Work request
Reproduce every line of the listing below exactly.

------------------------
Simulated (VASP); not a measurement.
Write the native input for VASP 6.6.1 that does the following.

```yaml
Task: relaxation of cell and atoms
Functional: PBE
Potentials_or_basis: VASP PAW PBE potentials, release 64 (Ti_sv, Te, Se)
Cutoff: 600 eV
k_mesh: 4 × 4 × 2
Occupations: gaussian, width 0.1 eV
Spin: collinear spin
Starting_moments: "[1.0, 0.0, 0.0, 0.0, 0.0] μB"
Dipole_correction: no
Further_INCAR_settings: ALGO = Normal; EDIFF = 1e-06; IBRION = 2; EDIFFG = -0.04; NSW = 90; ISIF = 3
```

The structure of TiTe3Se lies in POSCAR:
------------------------

Exercise output
Simulated (VASP); not a measurement.
Write the native input for VASP 6.6.1 that does the following.

```yaml
Task: relaxation of cell and atoms
Functional: PBE
Potentials_or_basis: VASP PAW PBE potentials, release 64 (Ti_sv, Te, Se)
Cutoff: 600 eV
k_mesh: 4 × 4 × 2
Occupations: gaussian, width 0.1 eV
Spin: collinear spin
Starting_moments: "[1.0, 0.0, 0.0, 0.0, 0.0] μB"
Dipole_correction: no
Further_INCAR_settings: ALGO = Normal; EDIFF = 1e-06; IBRION = 2; EDIFFG = -0.04; NSW = 90; ISIF = 3
```

The structure of TiTe3Se lies in POSCAR:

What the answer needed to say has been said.